Print verbatim the opening line of the material and every subsequent line through the one containing "Only differences to".

========================================

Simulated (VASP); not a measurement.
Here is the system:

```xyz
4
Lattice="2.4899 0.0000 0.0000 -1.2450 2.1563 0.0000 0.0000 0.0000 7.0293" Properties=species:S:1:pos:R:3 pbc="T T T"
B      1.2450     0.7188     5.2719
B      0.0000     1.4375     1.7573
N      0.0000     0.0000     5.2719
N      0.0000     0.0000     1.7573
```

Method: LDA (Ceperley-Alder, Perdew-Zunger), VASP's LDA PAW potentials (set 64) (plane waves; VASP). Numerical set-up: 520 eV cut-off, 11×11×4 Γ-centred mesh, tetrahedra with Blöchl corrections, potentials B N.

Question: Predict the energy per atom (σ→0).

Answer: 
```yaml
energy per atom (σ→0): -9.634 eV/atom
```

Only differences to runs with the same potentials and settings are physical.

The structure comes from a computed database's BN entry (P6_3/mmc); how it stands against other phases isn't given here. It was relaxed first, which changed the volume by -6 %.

========================================

RESULT:
Simulated (VASP); not a measurement.
Here is the system:

```xyz
4
Lattice="2.4899 0.0000 0.0000 -1.2450 2.1563 0.0000 0.0000 0.0000 7.0293" Properties=species:S:1:pos:R:3 pbc="T T T"
B      1.2450     0.7188     5.2719
B      0.0000     1.4375     1.7573
N      0.0000     0.0000     5.2719
N      0.0000     0.0000     1.7573
```

Method: LDA (Ceperley-Alder, Perdew-Zunger), VASP's LDA PAW potentials (set 64) (plane waves; VASP). Numerical set-up: 520 eV cut-off, 11×11×4 Γ-centred mesh, tetrahedra with Blöchl corrections, potentials B N.

Question: Predict the energy per atom (σ→0).

Answer: 
```yaml
energy per atom (σ→0): -9.634 eV/atom
```

Only differences to runs with the same potentials and settings are physical.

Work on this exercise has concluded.